* SOURCE DATA
----------------
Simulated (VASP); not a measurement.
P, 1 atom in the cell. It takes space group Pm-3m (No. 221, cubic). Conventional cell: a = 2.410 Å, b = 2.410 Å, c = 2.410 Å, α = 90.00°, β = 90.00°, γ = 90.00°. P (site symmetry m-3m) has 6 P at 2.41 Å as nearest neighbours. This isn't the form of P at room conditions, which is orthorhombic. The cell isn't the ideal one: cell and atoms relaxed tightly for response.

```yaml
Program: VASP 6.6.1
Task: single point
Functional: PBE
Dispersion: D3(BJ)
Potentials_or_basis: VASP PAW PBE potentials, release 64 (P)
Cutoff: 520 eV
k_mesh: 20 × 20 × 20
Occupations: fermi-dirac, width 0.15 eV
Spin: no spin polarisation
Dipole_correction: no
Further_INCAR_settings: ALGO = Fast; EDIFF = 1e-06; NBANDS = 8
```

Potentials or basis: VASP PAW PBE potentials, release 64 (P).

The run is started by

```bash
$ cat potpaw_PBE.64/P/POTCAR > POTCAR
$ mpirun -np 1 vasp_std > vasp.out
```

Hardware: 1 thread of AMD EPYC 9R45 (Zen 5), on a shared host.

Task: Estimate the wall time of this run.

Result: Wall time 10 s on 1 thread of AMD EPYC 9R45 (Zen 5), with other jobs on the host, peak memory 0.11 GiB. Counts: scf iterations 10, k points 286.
----------------

* ASSIGNED TASK
What you output must be the lines from the opening of the material above up to and including the line with "Hardware: 1 thread", reproduced exactly.

* WRITTEN REPLY
Simulated (VASP); not a measurement.
P, 1 atom in the cell. It takes space group Pm-3m (No. 221, cubic). Conventional cell: a = 2.410 Å, b = 2.410 Å, c = 2.410 Å, α = 90.00°, β = 90.00°, γ = 90.00°. P (site symmetry m-3m) has 6 P at 2.41 Å as nearest neighbours. This isn't the form of P at room conditions, which is orthorhombic. The cell isn't the ideal one: cell and atoms relaxed tightly for response.

```yaml
Program: VASP 6.6.1
Task: single point
Functional: PBE
Dispersion: D3(BJ)
Potentials_or_basis: VASP PAW PBE potentials, release 64 (P)
Cutoff: 520 eV
k_mesh: 20 × 20 × 20
Occupations: fermi-dirac, width 0.15 eV
Spin: no spin polarisation
Dipole_correction: no
Further_INCAR_settings: ALGO = Fast; EDIFF = 1e-06; NBANDS = 8
```

Potentials or basis: VASP PAW PBE potentials, release 64 (P).

The run is started by

```bash
$ cat potpaw_PBE.64/P/POTCAR > POTCAR
$ mpirun -np 1 vasp_std > vasp.out
```

Hardware: 1 thread of AMD EPYC 9R45 (Zen 5), on a shared host.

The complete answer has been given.